> Exercise: Every entry must be given again exactly as it is written.

»»
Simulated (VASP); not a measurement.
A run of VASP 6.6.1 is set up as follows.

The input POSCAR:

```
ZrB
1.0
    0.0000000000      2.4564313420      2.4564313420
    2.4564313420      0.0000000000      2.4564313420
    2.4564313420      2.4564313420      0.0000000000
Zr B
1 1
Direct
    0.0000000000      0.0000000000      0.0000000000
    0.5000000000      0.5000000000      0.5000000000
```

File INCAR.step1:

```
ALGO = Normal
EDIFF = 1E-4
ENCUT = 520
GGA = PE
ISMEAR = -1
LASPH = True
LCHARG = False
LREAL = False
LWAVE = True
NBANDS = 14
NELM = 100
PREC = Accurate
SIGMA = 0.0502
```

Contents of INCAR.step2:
««

> Written response:
Simulated (VASP); not a measurement.
A run of VASP 6.6.1 is set up as follows.

The input POSCAR:

```
ZrB
1.0
    0.0000000000      2.4564313420      2.4564313420
    2.4564313420      0.0000000000      2.4564313420
    2.4564313420      2.4564313420      0.0000000000
Zr B
1 1
Direct
    0.0000000000      0.0000000000      0.0000000000
    0.5000000000      0.5000000000      0.5000000000
```

File INCAR.step1:

```
ALGO = Normal
EDIFF = 1E-4
ENCUT = 520
GGA = PE
ISMEAR = -1
LASPH = True
LCHARG = False
LREAL = False
LWAVE = True
NBANDS = 14
NELM = 100
PREC = Accurate
SIGMA = 0.0502
```

Contents of INCAR.step2:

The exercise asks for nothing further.